Every line from the top of the material through the line holding "This point took" should be copied exactly, and only those lines.

- **Dataset extract**:
>>>
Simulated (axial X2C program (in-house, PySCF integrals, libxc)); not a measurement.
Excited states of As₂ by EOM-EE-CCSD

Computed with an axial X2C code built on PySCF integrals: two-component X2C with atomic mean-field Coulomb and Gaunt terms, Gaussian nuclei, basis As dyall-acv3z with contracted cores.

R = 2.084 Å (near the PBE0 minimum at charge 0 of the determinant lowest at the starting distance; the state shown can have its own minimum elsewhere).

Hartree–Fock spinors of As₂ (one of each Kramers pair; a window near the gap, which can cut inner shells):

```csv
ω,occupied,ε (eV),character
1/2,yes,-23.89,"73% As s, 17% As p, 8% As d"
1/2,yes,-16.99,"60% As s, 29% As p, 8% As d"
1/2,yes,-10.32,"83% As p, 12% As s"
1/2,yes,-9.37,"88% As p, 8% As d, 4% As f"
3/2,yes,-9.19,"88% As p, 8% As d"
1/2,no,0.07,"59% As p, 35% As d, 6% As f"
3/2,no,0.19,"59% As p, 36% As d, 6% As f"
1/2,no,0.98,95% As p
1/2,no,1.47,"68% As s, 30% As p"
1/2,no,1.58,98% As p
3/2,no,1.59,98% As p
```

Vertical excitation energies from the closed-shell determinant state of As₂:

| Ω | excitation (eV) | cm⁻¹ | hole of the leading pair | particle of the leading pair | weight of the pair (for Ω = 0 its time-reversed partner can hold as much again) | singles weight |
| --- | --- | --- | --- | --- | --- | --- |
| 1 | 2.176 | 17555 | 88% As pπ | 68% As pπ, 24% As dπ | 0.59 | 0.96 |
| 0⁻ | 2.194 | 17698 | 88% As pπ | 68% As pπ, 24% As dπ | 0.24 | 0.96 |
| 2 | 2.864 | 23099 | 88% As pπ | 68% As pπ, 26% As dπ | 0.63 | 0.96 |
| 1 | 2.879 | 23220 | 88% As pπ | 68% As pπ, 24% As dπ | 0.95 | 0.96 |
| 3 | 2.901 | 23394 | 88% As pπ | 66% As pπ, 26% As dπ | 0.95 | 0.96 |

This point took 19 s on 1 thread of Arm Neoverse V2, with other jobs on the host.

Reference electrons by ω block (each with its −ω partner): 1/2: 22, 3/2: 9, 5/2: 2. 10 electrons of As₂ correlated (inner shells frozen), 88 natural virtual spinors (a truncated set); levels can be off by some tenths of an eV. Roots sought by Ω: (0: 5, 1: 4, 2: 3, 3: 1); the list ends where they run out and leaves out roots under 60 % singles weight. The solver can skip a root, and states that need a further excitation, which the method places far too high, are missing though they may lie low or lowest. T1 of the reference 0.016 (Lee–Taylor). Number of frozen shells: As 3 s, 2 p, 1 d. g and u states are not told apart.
<<<

- **Response box**:
Simulated (axial X2C program (in-house, PySCF integrals, libxc)); not a measurement.
Excited states of As₂ by EOM-EE-CCSD

Computed with an axial X2C code built on PySCF integrals: two-component X2C with atomic mean-field Coulomb and Gaunt terms, Gaussian nuclei, basis As dyall-acv3z with contracted cores.

R = 2.084 Å (near the PBE0 minimum at charge 0 of the determinant lowest at the starting distance; the state shown can have its own minimum elsewhere).

Hartree–Fock spinors of As₂ (one of each Kramers pair; a window near the gap, which can cut inner shells):

```csv
ω,occupied,ε (eV),character
1/2,yes,-23.89,"73% As s, 17% As p, 8% As d"
1/2,yes,-16.99,"60% As s, 29% As p, 8% As d"
1/2,yes,-10.32,"83% As p, 12% As s"
1/2,yes,-9.37,"88% As p, 8% As d, 4% As f"
3/2,yes,-9.19,"88% As p, 8% As d"
1/2,no,0.07,"59% As p, 35% As d, 6% As f"
3/2,no,0.19,"59% As p, 36% As d, 6% As f"
1/2,no,0.98,95% As p
1/2,no,1.47,"68% As s, 30% As p"
1/2,no,1.58,98% As p
3/2,no,1.59,98% As p
```

Vertical excitation energies from the closed-shell determinant state of As₂:

| Ω | excitation (eV) | cm⁻¹ | hole of the leading pair | particle of the leading pair | weight of the pair (for Ω = 0 its time-reversed partner can hold as much again) | singles weight |
| --- | --- | --- | --- | --- | --- | --- |
| 1 | 2.176 | 17555 | 88% As pπ | 68% As pπ, 24% As dπ | 0.59 | 0.96 |
| 0⁻ | 2.194 | 17698 | 88% As pπ | 68% As pπ, 24% As dπ | 0.24 | 0.96 |
| 2 | 2.864 | 23099 | 88% As pπ | 68% As pπ, 26% As dπ | 0.63 | 0.96 |
| 1 | 2.879 | 23220 | 88% As pπ | 68% As pπ, 24% As dπ | 0.95 | 0.96 |
| 3 | 2.901 | 23394 | 88% As pπ | 66% As pπ, 26% As dπ | 0.95 | 0.96 |

This point took 19 s on 1 thread of Arm Neoverse V2, with other jobs on the host.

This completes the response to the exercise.